Start of INFORMATION PROVIDED

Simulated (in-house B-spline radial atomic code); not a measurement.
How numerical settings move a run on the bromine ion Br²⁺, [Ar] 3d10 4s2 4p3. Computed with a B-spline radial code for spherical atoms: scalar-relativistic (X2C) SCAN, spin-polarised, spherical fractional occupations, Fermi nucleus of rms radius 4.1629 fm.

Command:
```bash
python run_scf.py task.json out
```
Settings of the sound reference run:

End of INFORMATION PROVIDED

### WORK ORDER
Reproduce all the data exactly. Include every line.

### EXERCISE ANSWER
Simulated (in-house B-spline radial atomic code); not a measurement.
How numerical settings move a run on the bromine ion Br²⁺, [Ar] 3d10 4s2 4p3. Computed with a B-spline radial code for spherical atoms: scalar-relativistic (X2C) SCAN, spin-polarised, spherical fractional occupations, Fermi nucleus of rms radius 4.1629 fm.

Command:
```bash
python run_scf.py task.json out
```
Settings of the sound reference run:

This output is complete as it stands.